(EXTRACTED MATERIAL):
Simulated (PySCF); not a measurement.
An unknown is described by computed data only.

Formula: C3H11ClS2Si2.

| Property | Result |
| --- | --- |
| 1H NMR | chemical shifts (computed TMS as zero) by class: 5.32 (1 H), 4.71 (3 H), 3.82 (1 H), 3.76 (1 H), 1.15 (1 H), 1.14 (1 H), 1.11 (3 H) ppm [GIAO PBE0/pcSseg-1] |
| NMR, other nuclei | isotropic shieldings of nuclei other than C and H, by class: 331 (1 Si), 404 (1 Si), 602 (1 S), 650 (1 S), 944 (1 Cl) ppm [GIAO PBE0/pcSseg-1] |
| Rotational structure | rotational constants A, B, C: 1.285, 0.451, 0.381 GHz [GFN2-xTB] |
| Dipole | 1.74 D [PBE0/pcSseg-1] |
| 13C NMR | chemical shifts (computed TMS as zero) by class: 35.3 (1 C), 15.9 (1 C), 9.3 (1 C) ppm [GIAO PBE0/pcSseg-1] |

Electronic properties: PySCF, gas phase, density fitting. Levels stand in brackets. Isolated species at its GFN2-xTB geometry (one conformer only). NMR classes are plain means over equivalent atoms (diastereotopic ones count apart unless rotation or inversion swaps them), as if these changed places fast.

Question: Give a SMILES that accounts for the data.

(ACTIVITY):
Above is a listing; print exactly its lines from the one with "Formula: C3H11ClS2Si2." through the one with "C) ppm [GIAO PBE0/pcSseg-1] |", and no other lines.

(SOLUTION):
Formula: C3H11ClS2Si2.

| Property | Result |
| --- | --- |
| 1H NMR | chemical shifts (computed TMS as zero) by class: 5.32 (1 H), 4.71 (3 H), 3.82 (1 H), 3.76 (1 H), 1.15 (1 H), 1.14 (1 H), 1.11 (3 H) ppm [GIAO PBE0/pcSseg-1] |
| NMR, other nuclei | isotropic shieldings of nuclei other than C and H, by class: 331 (1 Si), 404 (1 Si), 602 (1 S), 650 (1 S), 944 (1 Cl) ppm [GIAO PBE0/pcSseg-1] |
| Rotational structure | rotational constants A, B, C: 1.285, 0.451, 0.381 GHz [GFN2-xTB] |
| Dipole | 1.74 D [PBE0/pcSseg-1] |
| 13C NMR | chemical shifts (computed TMS as zero) by class: 35.3 (1 C), 15.9 (1 C), 9.3 (1 C) ppm [GIAO PBE0/pcSseg-1] |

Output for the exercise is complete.